WORK TASK: Go through the material below and copy each line exactly.

((

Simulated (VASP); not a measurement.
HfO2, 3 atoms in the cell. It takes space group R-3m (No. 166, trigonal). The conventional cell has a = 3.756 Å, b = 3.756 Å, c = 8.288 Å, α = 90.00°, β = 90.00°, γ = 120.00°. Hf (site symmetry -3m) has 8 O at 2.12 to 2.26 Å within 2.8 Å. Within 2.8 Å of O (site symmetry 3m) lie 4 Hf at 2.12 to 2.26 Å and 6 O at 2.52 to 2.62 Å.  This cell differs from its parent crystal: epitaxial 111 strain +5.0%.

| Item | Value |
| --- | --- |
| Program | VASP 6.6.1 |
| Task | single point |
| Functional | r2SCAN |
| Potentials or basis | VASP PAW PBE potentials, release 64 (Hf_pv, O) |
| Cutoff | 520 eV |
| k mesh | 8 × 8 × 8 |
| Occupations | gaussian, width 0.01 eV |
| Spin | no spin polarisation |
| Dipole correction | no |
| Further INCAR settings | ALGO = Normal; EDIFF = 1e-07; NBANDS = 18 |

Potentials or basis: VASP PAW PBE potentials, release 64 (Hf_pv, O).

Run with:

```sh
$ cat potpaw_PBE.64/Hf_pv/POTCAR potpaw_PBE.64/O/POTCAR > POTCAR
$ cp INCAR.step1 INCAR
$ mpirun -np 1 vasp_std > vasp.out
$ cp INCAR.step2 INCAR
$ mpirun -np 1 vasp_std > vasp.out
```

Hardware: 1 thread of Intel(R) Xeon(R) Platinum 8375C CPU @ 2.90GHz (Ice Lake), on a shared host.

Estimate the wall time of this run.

))

WRITTEN REPLY:
Simulated (VASP); not a measurement.
HfO2, 3 atoms in the cell. It takes space group R-3m (No. 166, trigonal). The conventional cell has a = 3.756 Å, b = 3.756 Å, c = 8.288 Å, α = 90.00°, β = 90.00°, γ = 120.00°. Hf (site symmetry -3m) has 8 O at 2.12 to 2.26 Å within 2.8 Å. Within 2.8 Å of O (site symmetry 3m) lie 4 Hf at 2.12 to 2.26 Å and 6 O at 2.52 to 2.62 Å.  This cell differs from its parent crystal: epitaxial 111 strain +5.0%.

| Item | Value |
| --- | --- |
| Program | VASP 6.6.1 |
| Task | single point |
| Functional | r2SCAN |
| Potentials or basis | VASP PAW PBE potentials, release 64 (Hf_pv, O) |
| Cutoff | 520 eV |
| k mesh | 8 × 8 × 8 |
| Occupations | gaussian, width 0.01 eV |
| Spin | no spin polarisation |
| Dipole correction | no |
| Further INCAR settings | ALGO = Normal; EDIFF = 1e-07; NBANDS = 18 |

Potentials or basis: VASP PAW PBE potentials, release 64 (Hf_pv, O).

Run with:

```sh
$ cat potpaw_PBE.64/Hf_pv/POTCAR potpaw_PBE.64/O/POTCAR > POTCAR
$ cp INCAR.step1 INCAR
$ mpirun -np 1 vasp_std > vasp.out
$ cp INCAR.step2 INCAR
$ mpirun -np 1 vasp_std > vasp.out
```

Hardware: 1 thread of Intel(R) Xeon(R) Platinum 8375C CPU @ 2.90GHz (Ice Lake), on a shared host.

Estimate the wall time of this run.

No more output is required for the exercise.